§ **LISTED ENTRIES**
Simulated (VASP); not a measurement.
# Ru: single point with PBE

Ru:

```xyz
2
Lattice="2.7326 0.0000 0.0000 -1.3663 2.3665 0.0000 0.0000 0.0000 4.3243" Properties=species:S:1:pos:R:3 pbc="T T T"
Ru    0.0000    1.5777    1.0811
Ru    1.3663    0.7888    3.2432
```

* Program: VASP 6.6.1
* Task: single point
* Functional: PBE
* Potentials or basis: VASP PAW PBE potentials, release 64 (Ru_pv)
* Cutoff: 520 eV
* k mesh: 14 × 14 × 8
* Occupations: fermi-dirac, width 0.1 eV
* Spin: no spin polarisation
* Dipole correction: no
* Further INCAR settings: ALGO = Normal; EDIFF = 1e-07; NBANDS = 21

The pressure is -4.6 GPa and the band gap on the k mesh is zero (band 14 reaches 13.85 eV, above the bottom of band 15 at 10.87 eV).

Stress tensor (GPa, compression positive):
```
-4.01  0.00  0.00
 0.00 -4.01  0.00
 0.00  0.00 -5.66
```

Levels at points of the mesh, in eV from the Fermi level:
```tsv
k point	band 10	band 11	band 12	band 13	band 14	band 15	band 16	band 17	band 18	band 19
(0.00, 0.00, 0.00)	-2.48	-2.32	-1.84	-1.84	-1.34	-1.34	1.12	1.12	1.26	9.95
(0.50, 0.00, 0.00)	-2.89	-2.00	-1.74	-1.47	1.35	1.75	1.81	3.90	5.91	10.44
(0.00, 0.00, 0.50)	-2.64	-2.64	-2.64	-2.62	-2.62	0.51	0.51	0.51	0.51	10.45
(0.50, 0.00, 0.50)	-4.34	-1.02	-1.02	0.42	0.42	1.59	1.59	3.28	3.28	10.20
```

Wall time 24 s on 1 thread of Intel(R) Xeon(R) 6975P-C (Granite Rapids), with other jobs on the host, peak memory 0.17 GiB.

§ **TASK ITEM**
The first line of the entries, the line with "no spin polarisation", and every line between them should be retyped exactly, and nothing else.

§ **ANSWER SPACE**
Simulated (VASP); not a measurement.
# Ru: single point with PBE

Ru:

```xyz
2
Lattice="2.7326 0.0000 0.0000 -1.3663 2.3665 0.0000 0.0000 0.0000 4.3243" Properties=species:S:1:pos:R:3 pbc="T T T"
Ru    0.0000    1.5777    1.0811
Ru    1.3663    0.7888    3.2432
```

* Program: VASP 6.6.1
* Task: single point
* Functional: PBE
* Potentials or basis: VASP PAW PBE potentials, release 64 (Ru_pv)
* Cutoff: 520 eV
* k mesh: 14 × 14 × 8
* Occupations: fermi-dirac, width 0.1 eV
* Spin: no spin polarisation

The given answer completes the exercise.